Brief – Only one stretch of the data below is needed. Output the lines from the one with "Two points give" up to and including the one with "MP2 correlation: 0.01656", exactly as they stand.

——

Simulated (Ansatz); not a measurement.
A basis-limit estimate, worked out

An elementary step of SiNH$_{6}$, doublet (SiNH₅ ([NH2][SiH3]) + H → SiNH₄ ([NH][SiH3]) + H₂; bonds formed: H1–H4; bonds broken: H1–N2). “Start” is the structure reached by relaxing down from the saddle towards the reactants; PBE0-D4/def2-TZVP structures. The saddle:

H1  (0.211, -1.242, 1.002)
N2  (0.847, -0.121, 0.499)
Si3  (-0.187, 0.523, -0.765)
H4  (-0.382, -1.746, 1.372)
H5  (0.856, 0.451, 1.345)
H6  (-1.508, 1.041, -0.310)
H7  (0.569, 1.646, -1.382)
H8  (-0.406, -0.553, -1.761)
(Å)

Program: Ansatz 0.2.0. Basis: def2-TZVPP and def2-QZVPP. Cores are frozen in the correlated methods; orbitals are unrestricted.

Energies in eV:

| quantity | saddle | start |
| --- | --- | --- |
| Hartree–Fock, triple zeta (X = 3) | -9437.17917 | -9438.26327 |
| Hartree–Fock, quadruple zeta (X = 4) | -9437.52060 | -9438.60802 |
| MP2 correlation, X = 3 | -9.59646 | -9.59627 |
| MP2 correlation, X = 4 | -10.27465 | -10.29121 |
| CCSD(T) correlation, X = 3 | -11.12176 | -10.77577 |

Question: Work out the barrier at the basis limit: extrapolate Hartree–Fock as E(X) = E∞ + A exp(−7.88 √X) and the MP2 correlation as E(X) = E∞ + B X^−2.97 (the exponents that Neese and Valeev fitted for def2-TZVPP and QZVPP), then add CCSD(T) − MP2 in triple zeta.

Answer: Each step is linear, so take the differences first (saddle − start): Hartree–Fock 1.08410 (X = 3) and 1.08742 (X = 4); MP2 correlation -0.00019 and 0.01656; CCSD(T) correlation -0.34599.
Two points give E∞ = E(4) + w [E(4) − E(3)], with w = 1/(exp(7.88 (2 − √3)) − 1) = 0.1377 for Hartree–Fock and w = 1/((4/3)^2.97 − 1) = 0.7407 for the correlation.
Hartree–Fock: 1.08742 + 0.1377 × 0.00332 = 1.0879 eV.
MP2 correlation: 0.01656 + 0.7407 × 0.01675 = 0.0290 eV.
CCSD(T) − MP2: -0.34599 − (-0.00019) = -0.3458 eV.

——

Written answer –
Two points give E∞ = E(4) + w [E(4) − E(3)], with w = 1/(exp(7.88 (2 − √3)) − 1) = 0.1377 for Hartree–Fock and w = 1/((4/3)^2.97 − 1) = 0.7407 for the correlation.
Hartree–Fock: 1.08742 + 0.1377 × 0.00332 = 1.0879 eV.
MP2 correlation: 0.01656 + 0.7407 × 0.01675 = 0.0290 eV.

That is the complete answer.